Assigned task — Output all the data exactly.

Stored data —
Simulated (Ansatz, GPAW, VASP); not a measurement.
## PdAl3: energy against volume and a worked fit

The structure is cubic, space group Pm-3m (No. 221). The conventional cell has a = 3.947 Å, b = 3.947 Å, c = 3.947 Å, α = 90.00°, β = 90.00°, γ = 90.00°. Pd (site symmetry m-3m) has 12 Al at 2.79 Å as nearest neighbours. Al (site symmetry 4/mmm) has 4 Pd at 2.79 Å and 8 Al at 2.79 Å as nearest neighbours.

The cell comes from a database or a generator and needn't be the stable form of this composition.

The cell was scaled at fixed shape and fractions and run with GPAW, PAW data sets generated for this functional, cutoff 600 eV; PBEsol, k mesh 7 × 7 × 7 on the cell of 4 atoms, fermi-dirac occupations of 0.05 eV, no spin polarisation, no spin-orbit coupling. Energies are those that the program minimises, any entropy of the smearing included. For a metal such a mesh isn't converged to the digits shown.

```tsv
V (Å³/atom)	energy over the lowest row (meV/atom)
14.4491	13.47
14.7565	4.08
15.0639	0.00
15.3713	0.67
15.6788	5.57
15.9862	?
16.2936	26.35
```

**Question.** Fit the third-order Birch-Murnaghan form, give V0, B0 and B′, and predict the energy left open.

Written response —
Simulated (Ansatz, GPAW, VASP); not a measurement.
## PdAl3: energy against volume and a worked fit

The structure is cubic, space group Pm-3m (No. 221). The conventional cell has a = 3.947 Å, b = 3.947 Å, c = 3.947 Å, α = 90.00°, β = 90.00°, γ = 90.00°. Pd (site symmetry m-3m) has 12 Al at 2.79 Å as nearest neighbours. Al (site symmetry 4/mmm) has 4 Pd at 2.79 Å and 8 Al at 2.79 Å as nearest neighbours.

The cell comes from a database or a generator and needn't be the stable form of this composition.

The cell was scaled at fixed shape and fractions and run with GPAW, PAW data sets generated for this functional, cutoff 600 eV; PBEsol, k mesh 7 × 7 × 7 on the cell of 4 atoms, fermi-dirac occupations of 0.05 eV, no spin polarisation, no spin-orbit coupling. Energies are those that the program minimises, any entropy of the smearing included. For a metal such a mesh isn't converged to the digits shown.

```tsv
V (Å³/atom)	energy over the lowest row (meV/atom)
14.4491	13.47
14.7565	4.08
15.0639	0.00
15.3713	0.67
15.6788	5.57
15.9862	?
16.2936	26.35
```

**Question.** Fit the third-order Birch-Murnaghan form, give V0, B0 and B′, and predict the energy left open.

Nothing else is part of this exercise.